**REQUIREMENT**
From the top of the entries below through the line containing "step by step**", return every line exactly as written, please, and stop there.

**DATA LISTING**
------------------------------------------------------------------------

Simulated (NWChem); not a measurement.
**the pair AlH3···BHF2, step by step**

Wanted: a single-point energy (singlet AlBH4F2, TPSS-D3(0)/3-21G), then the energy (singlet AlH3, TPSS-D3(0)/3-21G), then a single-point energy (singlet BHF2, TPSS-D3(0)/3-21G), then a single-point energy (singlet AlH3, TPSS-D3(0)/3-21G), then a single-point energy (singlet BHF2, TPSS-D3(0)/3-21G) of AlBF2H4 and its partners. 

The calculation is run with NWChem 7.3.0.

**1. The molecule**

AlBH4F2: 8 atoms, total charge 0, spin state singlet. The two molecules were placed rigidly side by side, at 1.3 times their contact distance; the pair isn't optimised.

------------------------------------------------------------------------

**REPLY**
Simulated (NWChem); not a measurement.
**the pair AlH3···BHF2, step by step**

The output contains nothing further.